#### [WORK INSTRUCTION]
Word for word, write out all of the entries that follow.

#### [RECORD EXTRACTS]
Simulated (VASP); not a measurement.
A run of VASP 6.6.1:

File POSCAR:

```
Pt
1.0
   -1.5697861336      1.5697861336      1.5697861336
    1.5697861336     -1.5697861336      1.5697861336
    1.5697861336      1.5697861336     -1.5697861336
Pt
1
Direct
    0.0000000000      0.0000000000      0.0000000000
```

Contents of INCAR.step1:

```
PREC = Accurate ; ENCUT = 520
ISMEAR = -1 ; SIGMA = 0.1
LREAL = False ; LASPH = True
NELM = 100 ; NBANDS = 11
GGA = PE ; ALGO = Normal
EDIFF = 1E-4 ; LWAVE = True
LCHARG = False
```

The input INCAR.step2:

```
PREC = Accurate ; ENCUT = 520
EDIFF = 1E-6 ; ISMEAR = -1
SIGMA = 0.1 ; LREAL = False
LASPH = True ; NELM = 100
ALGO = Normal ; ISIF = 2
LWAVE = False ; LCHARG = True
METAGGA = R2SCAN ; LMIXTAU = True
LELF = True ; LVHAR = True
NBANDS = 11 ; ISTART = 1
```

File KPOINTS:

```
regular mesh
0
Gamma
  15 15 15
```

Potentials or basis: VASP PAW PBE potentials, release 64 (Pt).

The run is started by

#### [YOUR SOLUTION]
Simulated (VASP); not a measurement.
A run of VASP 6.6.1:

File POSCAR:

```
Pt
1.0
   -1.5697861336      1.5697861336      1.5697861336
    1.5697861336     -1.5697861336      1.5697861336
    1.5697861336      1.5697861336     -1.5697861336
Pt
1
Direct
    0.0000000000      0.0000000000      0.0000000000
```

Contents of INCAR.step1:

```
PREC = Accurate ; ENCUT = 520
ISMEAR = -1 ; SIGMA = 0.1
LREAL = False ; LASPH = True
NELM = 100 ; NBANDS = 11
GGA = PE ; ALGO = Normal
EDIFF = 1E-4 ; LWAVE = True
LCHARG = False
```

The input INCAR.step2:

```
PREC = Accurate ; ENCUT = 520
EDIFF = 1E-6 ; ISMEAR = -1
SIGMA = 0.1 ; LREAL = False
LASPH = True ; NELM = 100
ALGO = Normal ; ISIF = 2
LWAVE = False ; LCHARG = True
METAGGA = R2SCAN ; LMIXTAU = True
LELF = True ; LVHAR = True
NBANDS = 11 ; ISTART = 1
```

File KPOINTS:

```
regular mesh
0
Gamma
  15 15 15
```

Potentials or basis: VASP PAW PBE potentials, release 64 (Pt).

The run is started by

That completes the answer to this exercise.